__Work request__: An unaltered copy of the listing below is required.

============================================================
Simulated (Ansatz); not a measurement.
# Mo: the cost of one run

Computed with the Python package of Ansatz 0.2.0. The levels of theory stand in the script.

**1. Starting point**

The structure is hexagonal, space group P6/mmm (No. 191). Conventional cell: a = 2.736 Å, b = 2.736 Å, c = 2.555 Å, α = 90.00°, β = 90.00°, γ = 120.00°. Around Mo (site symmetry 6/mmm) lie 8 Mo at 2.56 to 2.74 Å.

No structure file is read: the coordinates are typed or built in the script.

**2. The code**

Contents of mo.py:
============================================================

__Exercise response__:
Simulated (Ansatz); not a measurement.
# Mo: the cost of one run

Computed with the Python package of Ansatz 0.2.0. The levels of theory stand in the script.

**1. Starting point**

The structure is hexagonal, space group P6/mmm (No. 191). Conventional cell: a = 2.736 Å, b = 2.736 Å, c = 2.555 Å, α = 90.00°, β = 90.00°, γ = 120.00°. Around Mo (site symmetry 6/mmm) lie 8 Mo at 2.56 to 2.74 Å.

No structure file is read: the coordinates are typed or built in the script.

**2. The code**

Contents of mo.py:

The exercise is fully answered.